[WORK REQUEST] Set out the listing word for word. End with the line that contains "(2) zero (bands 8 and 9 overlap by 1.31 eV).".

▶

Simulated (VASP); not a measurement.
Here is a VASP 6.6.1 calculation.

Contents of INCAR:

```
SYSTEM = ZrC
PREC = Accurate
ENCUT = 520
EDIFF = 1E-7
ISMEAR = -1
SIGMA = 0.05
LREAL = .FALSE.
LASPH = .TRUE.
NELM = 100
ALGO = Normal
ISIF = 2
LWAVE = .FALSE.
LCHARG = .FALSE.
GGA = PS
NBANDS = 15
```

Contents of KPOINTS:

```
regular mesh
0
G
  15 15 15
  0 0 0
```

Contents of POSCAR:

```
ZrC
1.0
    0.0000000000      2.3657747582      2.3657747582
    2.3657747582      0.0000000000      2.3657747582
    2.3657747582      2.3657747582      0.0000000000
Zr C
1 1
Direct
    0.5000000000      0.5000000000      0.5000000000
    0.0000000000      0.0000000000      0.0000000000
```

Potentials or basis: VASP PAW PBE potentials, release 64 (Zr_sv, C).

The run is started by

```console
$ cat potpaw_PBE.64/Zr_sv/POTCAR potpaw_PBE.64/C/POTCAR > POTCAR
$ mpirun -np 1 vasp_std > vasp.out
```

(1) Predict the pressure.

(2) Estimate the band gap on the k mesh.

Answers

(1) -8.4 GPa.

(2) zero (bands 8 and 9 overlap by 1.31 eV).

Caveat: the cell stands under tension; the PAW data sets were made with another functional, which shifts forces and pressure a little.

◀

[ANSWER BOX]
Simulated (VASP); not a measurement.
Here is a VASP 6.6.1 calculation.

Contents of INCAR:

```
SYSTEM = ZrC
PREC = Accurate
ENCUT = 520
EDIFF = 1E-7
ISMEAR = -1
SIGMA = 0.05
LREAL = .FALSE.
LASPH = .TRUE.
NELM = 100
ALGO = Normal
ISIF = 2
LWAVE = .FALSE.
LCHARG = .FALSE.
GGA = PS
NBANDS = 15
```

Contents of KPOINTS:

```
regular mesh
0
G
  15 15 15
  0 0 0
```

Contents of POSCAR:

```
ZrC
1.0
    0.0000000000      2.3657747582      2.3657747582
    2.3657747582      0.0000000000      2.3657747582
    2.3657747582      2.3657747582      0.0000000000
Zr C
1 1
Direct
    0.5000000000      0.5000000000      0.5000000000
    0.0000000000      0.0000000000      0.0000000000
```

Potentials or basis: VASP PAW PBE potentials, release 64 (Zr_sv, C).

The run is started by

```console
$ cat potpaw_PBE.64/Zr_sv/POTCAR potpaw_PBE.64/C/POTCAR > POTCAR
$ mpirun -np 1 vasp_std > vasp.out
```

(1) Predict the pressure.

(2) Estimate the band gap on the k mesh.

Answers

(1) -8.4 GPa.

(2) zero (bands 8 and 9 overlap by 1.31 eV).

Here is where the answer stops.